(Study material Opens)
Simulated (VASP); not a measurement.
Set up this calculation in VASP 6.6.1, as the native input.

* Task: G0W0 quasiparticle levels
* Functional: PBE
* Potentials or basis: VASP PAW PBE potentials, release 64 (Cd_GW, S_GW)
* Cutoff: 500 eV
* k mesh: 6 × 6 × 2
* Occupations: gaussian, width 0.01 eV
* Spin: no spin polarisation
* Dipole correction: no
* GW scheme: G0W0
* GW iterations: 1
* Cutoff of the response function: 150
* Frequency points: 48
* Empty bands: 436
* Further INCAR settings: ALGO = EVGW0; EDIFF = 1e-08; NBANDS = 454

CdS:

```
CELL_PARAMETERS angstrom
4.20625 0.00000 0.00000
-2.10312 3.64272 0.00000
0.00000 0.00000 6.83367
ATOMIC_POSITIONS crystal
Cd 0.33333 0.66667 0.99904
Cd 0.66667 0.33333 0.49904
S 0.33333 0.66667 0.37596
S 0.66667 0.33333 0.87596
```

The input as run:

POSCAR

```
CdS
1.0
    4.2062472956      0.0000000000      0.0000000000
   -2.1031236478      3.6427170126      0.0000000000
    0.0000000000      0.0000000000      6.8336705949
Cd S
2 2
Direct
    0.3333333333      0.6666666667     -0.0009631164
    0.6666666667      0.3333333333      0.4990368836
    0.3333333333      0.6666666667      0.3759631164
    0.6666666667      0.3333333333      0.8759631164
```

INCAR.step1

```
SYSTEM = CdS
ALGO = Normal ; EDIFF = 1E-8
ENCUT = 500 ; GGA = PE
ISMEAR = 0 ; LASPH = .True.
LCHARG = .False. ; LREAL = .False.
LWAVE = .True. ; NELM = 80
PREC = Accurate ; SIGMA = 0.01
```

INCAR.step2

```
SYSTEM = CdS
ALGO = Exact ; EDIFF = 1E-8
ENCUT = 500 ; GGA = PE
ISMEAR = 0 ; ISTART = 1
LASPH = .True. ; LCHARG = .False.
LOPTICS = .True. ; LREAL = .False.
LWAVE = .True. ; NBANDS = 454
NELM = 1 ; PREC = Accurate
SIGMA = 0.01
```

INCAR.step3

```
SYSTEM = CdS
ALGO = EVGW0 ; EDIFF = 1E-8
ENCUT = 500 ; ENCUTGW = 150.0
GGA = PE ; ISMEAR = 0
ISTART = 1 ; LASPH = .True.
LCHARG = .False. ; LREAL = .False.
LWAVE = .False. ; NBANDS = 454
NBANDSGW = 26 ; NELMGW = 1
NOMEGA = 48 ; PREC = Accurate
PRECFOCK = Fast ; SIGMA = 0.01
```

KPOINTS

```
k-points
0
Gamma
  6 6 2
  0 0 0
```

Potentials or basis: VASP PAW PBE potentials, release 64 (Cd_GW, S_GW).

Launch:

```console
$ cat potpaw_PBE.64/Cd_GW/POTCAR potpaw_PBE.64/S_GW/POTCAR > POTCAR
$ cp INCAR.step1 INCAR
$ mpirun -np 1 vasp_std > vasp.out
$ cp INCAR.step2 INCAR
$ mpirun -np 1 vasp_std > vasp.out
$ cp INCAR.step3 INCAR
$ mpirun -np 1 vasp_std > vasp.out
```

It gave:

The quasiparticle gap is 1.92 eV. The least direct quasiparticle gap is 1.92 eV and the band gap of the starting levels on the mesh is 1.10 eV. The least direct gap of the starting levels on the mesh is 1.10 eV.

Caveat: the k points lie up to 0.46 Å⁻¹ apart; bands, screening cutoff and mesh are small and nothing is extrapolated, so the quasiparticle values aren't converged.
(Study material Closes)

--- Action item ---
All that should appear in the response is the run of lines from the first line of the entries through the line containing "GW iterations: 1", copied exactly.

--- Task result ---
Simulated (VASP); not a measurement.
Set up this calculation in VASP 6.6.1, as the native input.

* Task: G0W0 quasiparticle levels
* Functional: PBE
* Potentials or basis: VASP PAW PBE potentials, release 64 (Cd_GW, S_GW)
* Cutoff: 500 eV
* k mesh: 6 × 6 × 2
* Occupations: gaussian, width 0.01 eV
* Spin: no spin polarisation
* Dipole correction: no
* GW scheme: G0W0
* GW iterations: 1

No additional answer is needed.